※ ※ ※

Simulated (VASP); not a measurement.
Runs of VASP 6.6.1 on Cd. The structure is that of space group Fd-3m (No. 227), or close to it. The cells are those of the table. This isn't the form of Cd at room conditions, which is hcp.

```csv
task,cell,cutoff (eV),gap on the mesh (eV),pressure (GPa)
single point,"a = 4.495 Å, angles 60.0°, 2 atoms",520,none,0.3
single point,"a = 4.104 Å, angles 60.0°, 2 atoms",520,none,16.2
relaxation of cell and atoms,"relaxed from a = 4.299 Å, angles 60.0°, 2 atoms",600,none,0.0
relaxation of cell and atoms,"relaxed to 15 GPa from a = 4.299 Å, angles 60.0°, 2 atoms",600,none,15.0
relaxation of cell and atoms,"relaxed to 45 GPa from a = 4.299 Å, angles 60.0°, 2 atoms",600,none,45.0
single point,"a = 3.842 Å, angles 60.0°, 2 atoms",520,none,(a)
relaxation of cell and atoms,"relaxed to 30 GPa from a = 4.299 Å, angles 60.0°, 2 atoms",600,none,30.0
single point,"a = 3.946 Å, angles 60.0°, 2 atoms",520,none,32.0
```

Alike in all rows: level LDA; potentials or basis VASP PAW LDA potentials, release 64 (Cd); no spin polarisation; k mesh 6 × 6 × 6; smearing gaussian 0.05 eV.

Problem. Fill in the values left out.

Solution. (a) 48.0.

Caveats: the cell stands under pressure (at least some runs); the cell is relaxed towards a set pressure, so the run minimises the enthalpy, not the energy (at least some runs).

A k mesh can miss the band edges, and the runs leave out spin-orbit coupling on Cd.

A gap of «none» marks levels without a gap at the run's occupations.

※ ※ ※

> _ACTION ITEM_:
Word for word, please print every line from the beginning of the records to the line bearing "A k mesh can", counting both ends and stopping there.

> _WRITTEN ANSWER_:
Simulated (VASP); not a measurement.
Runs of VASP 6.6.1 on Cd. The structure is that of space group Fd-3m (No. 227), or close to it. The cells are those of the table. This isn't the form of Cd at room conditions, which is hcp.

```csv
task,cell,cutoff (eV),gap on the mesh (eV),pressure (GPa)
single point,"a = 4.495 Å, angles 60.0°, 2 atoms",520,none,0.3
single point,"a = 4.104 Å, angles 60.0°, 2 atoms",520,none,16.2
relaxation of cell and atoms,"relaxed from a = 4.299 Å, angles 60.0°, 2 atoms",600,none,0.0
relaxation of cell and atoms,"relaxed to 15 GPa from a = 4.299 Å, angles 60.0°, 2 atoms",600,none,15.0
relaxation of cell and atoms,"relaxed to 45 GPa from a = 4.299 Å, angles 60.0°, 2 atoms",600,none,45.0
single point,"a = 3.842 Å, angles 60.0°, 2 atoms",520,none,(a)
relaxation of cell and atoms,"relaxed to 30 GPa from a = 4.299 Å, angles 60.0°, 2 atoms",600,none,30.0
single point,"a = 3.946 Å, angles 60.0°, 2 atoms",520,none,32.0
```

Alike in all rows: level LDA; potentials or basis VASP PAW LDA potentials, release 64 (Cd); no spin polarisation; k mesh 6 × 6 × 6; smearing gaussian 0.05 eV.

Problem. Fill in the values left out.

Solution. (a) 48.0.

Caveats: the cell stands under pressure (at least some runs); the cell is relaxed towards a set pressure, so the run minimises the enthalpy, not the energy (at least some runs).

A k mesh can miss the band edges, and the runs leave out spin-orbit coupling on Cd.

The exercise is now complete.